- WORK INSTRUCTION
Starting at the first line of the data below, retype every line up to and including the one containing "Ansatz ran all-electron".

- DATA EXTRACT
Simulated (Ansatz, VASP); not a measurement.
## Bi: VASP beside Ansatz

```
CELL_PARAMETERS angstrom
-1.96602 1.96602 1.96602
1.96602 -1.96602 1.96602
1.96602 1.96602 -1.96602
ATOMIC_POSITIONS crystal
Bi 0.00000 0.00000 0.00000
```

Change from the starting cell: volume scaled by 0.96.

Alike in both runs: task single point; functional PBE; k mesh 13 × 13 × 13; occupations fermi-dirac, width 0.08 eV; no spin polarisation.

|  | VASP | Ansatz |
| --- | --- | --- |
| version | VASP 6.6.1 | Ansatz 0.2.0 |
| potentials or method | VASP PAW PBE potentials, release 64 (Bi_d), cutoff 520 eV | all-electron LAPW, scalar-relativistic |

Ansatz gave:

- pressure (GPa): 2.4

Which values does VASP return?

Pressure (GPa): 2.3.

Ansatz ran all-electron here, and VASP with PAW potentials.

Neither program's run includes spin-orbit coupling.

- WORKED SOLUTION
Simulated (Ansatz, VASP); not a measurement.
## Bi: VASP beside Ansatz

```
CELL_PARAMETERS angstrom
-1.96602 1.96602 1.96602
1.96602 -1.96602 1.96602
1.96602 1.96602 -1.96602
ATOMIC_POSITIONS crystal
Bi 0.00000 0.00000 0.00000
```

Change from the starting cell: volume scaled by 0.96.

Alike in both runs: task single point; functional PBE; k mesh 13 × 13 × 13; occupations fermi-dirac, width 0.08 eV; no spin polarisation.

|  | VASP | Ansatz |
| --- | --- | --- |
| version | VASP 6.6.1 | Ansatz 0.2.0 |
| potentials or method | VASP PAW PBE potentials, release 64 (Bi_d), cutoff 520 eV | all-electron LAPW, scalar-relativistic |

Ansatz gave:

- pressure (GPa): 2.4

Which values does VASP return?

Pressure (GPa): 2.3.

Ansatz ran all-electron here, and VASP with PAW potentials.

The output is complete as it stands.